-- Opening Marker --

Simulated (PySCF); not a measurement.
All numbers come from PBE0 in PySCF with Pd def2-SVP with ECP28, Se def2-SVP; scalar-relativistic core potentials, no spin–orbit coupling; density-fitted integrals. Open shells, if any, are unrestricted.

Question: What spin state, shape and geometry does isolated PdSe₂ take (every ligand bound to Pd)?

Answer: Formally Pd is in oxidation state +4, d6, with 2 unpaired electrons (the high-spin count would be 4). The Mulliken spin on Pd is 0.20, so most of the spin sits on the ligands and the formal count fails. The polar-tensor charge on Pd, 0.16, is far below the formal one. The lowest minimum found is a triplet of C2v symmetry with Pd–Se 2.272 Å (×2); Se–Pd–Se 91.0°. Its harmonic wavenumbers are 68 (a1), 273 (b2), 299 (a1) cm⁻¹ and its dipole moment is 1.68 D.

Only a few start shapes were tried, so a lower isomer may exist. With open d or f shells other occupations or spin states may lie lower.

-- Closing Marker --

ASSIGNED TASK.
Return the entries above, every line intact.

ANSWER AREA.
Simulated (PySCF); not a measurement.
All numbers come from PBE0 in PySCF with Pd def2-SVP with ECP28, Se def2-SVP; scalar-relativistic core potentials, no spin–orbit coupling; density-fitted integrals. Open shells, if any, are unrestricted.

Question: What spin state, shape and geometry does isolated PdSe₂ take (every ligand bound to Pd)?

Answer: Formally Pd is in oxidation state +4, d6, with 2 unpaired electrons (the high-spin count would be 4). The Mulliken spin on Pd is 0.20, so most of the spin sits on the ligands and the formal count fails. The polar-tensor charge on Pd, 0.16, is far below the formal one. The lowest minimum found is a triplet of C2v symmetry with Pd–Se 2.272 Å (×2); Se–Pd–Se 91.0°. Its harmonic wavenumbers are 68 (a1), 273 (b2), 299 (a1) cm⁻¹ and its dipole moment is 1.68 D.

Only a few start shapes were tried, so a lower isomer may exist. With open d or f shells other occupations or spin states may lie lower.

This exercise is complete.